--

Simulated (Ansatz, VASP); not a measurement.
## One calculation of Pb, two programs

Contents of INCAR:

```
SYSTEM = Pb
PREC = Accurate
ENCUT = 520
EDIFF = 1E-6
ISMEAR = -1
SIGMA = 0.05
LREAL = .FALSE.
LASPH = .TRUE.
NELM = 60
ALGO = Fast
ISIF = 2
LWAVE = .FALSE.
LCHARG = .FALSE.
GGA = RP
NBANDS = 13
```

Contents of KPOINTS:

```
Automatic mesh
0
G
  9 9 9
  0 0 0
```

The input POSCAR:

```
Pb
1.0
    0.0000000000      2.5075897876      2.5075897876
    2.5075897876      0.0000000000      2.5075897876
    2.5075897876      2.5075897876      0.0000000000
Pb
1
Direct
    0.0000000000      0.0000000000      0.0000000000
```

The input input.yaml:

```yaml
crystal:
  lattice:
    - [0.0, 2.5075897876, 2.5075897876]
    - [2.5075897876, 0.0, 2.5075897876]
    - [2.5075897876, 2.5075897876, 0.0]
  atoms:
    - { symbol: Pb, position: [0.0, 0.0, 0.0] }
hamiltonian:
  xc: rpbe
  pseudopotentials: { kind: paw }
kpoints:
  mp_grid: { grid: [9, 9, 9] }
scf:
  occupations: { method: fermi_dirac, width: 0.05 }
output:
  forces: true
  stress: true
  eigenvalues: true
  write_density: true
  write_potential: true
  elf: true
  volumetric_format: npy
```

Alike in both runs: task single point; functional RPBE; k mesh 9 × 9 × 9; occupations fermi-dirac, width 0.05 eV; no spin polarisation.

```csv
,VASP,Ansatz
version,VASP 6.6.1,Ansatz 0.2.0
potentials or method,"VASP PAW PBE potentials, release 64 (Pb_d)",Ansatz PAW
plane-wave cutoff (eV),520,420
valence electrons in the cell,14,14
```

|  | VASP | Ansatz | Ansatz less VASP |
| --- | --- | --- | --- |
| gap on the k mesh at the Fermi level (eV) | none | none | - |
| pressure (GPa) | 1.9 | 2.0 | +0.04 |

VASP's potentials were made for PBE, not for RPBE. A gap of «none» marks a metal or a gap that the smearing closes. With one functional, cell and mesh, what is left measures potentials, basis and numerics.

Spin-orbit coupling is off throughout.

--

WORK ORDER: Restate, word for word and without additions, every line from the top of the listing above through the line that contains "VASP's potentials were".

YOUR RESPONSE:
Simulated (Ansatz, VASP); not a measurement.
## One calculation of Pb, two programs

Contents of INCAR:

```
SYSTEM = Pb
PREC = Accurate
ENCUT = 520
EDIFF = 1E-6
ISMEAR = -1
SIGMA = 0.05
LREAL = .FALSE.
LASPH = .TRUE.
NELM = 60
ALGO = Fast
ISIF = 2
LWAVE = .FALSE.
LCHARG = .FALSE.
GGA = RP
NBANDS = 13
```

Contents of KPOINTS:

```
Automatic mesh
0
G
  9 9 9
  0 0 0
```

The input POSCAR:

```
Pb
1.0
    0.0000000000      2.5075897876      2.5075897876
    2.5075897876      0.0000000000      2.5075897876
    2.5075897876      2.5075897876      0.0000000000
Pb
1
Direct
    0.0000000000      0.0000000000      0.0000000000
```

The input input.yaml:

```yaml
crystal:
  lattice:
    - [0.0, 2.5075897876, 2.5075897876]
    - [2.5075897876, 0.0, 2.5075897876]
    - [2.5075897876, 2.5075897876, 0.0]
  atoms:
    - { symbol: Pb, position: [0.0, 0.0, 0.0] }
hamiltonian:
  xc: rpbe
  pseudopotentials: { kind: paw }
kpoints:
  mp_grid: { grid: [9, 9, 9] }
scf:
  occupations: { method: fermi_dirac, width: 0.05 }
output:
  forces: true
  stress: true
  eigenvalues: true
  write_density: true
  write_potential: true
  elf: true
  volumetric_format: npy
```

Alike in both runs: task single point; functional RPBE; k mesh 9 × 9 × 9; occupations fermi-dirac, width 0.05 eV; no spin polarisation.

```csv
,VASP,Ansatz
version,VASP 6.6.1,Ansatz 0.2.0
potentials or method,"VASP PAW PBE potentials, release 64 (Pb_d)",Ansatz PAW
plane-wave cutoff (eV),520,420
valence electrons in the cell,14,14
```

|  | VASP | Ansatz | Ansatz less VASP |
| --- | --- | --- | --- |
| gap on the k mesh at the Fermi level (eV) | none | none | - |
| pressure (GPa) | 1.9 | 2.0 | +0.04 |

VASP's potentials were made for PBE, not for RPBE. A gap of «none» marks a metal or a gap that the smearing closes. With one functional, cell and mesh, what is left measures potentials, basis and numerics.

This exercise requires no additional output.